> [Work item]:
Every record listed below should be copied exactly.

——————

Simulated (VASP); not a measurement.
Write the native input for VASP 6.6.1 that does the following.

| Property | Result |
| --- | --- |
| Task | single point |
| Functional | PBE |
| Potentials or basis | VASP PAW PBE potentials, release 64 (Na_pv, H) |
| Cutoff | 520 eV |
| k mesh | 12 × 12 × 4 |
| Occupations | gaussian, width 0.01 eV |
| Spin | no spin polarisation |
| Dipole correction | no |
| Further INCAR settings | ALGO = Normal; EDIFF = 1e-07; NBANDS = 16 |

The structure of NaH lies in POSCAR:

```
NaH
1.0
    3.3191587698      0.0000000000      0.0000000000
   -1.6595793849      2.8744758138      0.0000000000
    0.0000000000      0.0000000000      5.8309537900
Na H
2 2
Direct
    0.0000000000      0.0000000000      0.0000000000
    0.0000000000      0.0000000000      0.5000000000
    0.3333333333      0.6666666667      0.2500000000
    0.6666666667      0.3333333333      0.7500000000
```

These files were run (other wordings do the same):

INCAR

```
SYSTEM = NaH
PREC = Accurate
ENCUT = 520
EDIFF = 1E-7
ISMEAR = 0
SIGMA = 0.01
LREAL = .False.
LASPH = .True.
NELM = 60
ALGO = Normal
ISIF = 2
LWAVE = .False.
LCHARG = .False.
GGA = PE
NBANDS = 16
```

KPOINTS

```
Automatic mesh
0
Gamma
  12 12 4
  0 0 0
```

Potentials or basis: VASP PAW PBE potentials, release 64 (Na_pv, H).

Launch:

——————

> [Your solution]:
Simulated (VASP); not a measurement.
Write the native input for VASP 6.6.1 that does the following.

| Property | Result |
| --- | --- |
| Task | single point |
| Functional | PBE |
| Potentials or basis | VASP PAW PBE potentials, release 64 (Na_pv, H) |
| Cutoff | 520 eV |
| k mesh | 12 × 12 × 4 |
| Occupations | gaussian, width 0.01 eV |
| Spin | no spin polarisation |
| Dipole correction | no |
| Further INCAR settings | ALGO = Normal; EDIFF = 1e-07; NBANDS = 16 |

The structure of NaH lies in POSCAR:

```
NaH
1.0
    3.3191587698      0.0000000000      0.0000000000
   -1.6595793849      2.8744758138      0.0000000000
    0.0000000000      0.0000000000      5.8309537900
Na H
2 2
Direct
    0.0000000000      0.0000000000      0.0000000000
    0.0000000000      0.0000000000      0.5000000000
    0.3333333333      0.6666666667      0.2500000000
    0.6666666667      0.3333333333      0.7500000000
```

These files were run (other wordings do the same):

INCAR

```
SYSTEM = NaH
PREC = Accurate
ENCUT = 520
EDIFF = 1E-7
ISMEAR = 0
SIGMA = 0.01
LREAL = .False.
LASPH = .True.
NELM = 60
ALGO = Normal
ISIF = 2
LWAVE = .False.
LCHARG = .False.
GGA = PE
NBANDS = 16
```

KPOINTS

```
Automatic mesh
0
Gamma
  12 12 4
  0 0 0
```

Potentials or basis: VASP PAW PBE potentials, release 64 (Na_pv, H).

Launch:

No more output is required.